[Work request] Starting at the line with "not among them." and going on through the line with "Space group P4_2/mnm", reproduce each line in the records below exactly and nothing more.

[Data listing]
------------------------

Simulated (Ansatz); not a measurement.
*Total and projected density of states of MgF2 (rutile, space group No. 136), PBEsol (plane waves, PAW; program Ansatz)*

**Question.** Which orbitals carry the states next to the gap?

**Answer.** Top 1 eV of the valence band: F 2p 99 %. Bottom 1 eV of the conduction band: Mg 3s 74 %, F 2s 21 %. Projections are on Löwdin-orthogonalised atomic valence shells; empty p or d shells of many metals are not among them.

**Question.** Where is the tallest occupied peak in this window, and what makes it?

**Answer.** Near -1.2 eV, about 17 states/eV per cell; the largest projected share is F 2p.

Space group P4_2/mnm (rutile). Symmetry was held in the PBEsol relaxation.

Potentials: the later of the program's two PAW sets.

------------------------

[Your solution]
**Answer.** Top 1 eV of the valence band: F 2p 99 %. Bottom 1 eV of the conduction band: Mg 3s 74 %, F 2s 21 %. Projections are on Löwdin-orthogonalised atomic valence shells; empty p or d shells of many metals are not among them.

**Question.** Where is the tallest occupied peak in this window, and what makes it?

**Answer.** Near -1.2 eV, about 17 states/eV per cell; the largest projected share is F 2p.

Space group P4_2/mnm (rutile). Symmetry was held in the PBEsol relaxation.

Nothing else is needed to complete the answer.